Source material:
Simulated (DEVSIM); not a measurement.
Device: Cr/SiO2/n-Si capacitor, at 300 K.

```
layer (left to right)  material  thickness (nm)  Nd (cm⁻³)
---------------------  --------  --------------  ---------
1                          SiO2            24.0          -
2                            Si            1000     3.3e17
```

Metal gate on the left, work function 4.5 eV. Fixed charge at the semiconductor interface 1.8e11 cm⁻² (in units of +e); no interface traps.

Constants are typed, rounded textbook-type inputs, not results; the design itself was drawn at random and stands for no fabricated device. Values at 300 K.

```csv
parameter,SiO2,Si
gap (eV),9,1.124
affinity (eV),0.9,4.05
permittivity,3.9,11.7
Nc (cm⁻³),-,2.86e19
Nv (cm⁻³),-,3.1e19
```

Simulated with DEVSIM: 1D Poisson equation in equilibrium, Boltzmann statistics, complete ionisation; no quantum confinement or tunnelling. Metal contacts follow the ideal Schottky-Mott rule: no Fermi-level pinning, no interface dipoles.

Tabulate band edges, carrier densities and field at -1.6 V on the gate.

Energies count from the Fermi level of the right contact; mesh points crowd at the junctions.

Assignment: Set down exactly the lines of the data above, beginning with the line that has "Constants are typed, rounded" and ending with the line that has "Tabulate band edges, carrier", and no others.

Task output:
Constants are typed, rounded textbook-type inputs, not results; the design itself was drawn at random and stands for no fabricated device. Values at 300 K.

```csv
parameter,SiO2,Si
gap (eV),9,1.124
affinity (eV),0.9,4.05
permittivity,3.9,11.7
Nc (cm⁻³),-,2.86e19
Nv (cm⁻³),-,3.1e19
```

Simulated with DEVSIM: 1D Poisson equation in equilibrium, Boltzmann statistics, complete ionisation; no quantum confinement or tunnelling. Metal contacts follow the ideal Schottky-Mott rule: no Fermi-level pinning, no interface dipoles.

Tabulate band edges, carrier densities and field at -1.6 V on the gate.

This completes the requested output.